------ Data to examine ------

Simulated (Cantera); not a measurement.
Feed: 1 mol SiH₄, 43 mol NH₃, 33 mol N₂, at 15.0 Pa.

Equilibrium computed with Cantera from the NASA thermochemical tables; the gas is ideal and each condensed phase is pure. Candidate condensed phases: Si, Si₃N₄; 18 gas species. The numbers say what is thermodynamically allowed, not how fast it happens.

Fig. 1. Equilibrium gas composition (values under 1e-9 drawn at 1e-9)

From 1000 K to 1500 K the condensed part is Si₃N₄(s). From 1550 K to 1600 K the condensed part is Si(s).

------

◆ Required action ◆
Transcribe the records above from the line holding "Feed: 1 mol" down to the line holding "Equilibrium computed with", inclusive, without adding anything.

◆ Task solution ◆
Feed: 1 mol SiH₄, 43 mol NH₃, 33 mol N₂, at 15.0 Pa.

Equilibrium computed with Cantera from the NASA thermochemical tables; the gas is ideal and each condensed phase is pure. Candidate condensed phases: Si, Si₃N₄; 18 gas species. The numbers say what is thermodynamically allowed, not how fast it happens.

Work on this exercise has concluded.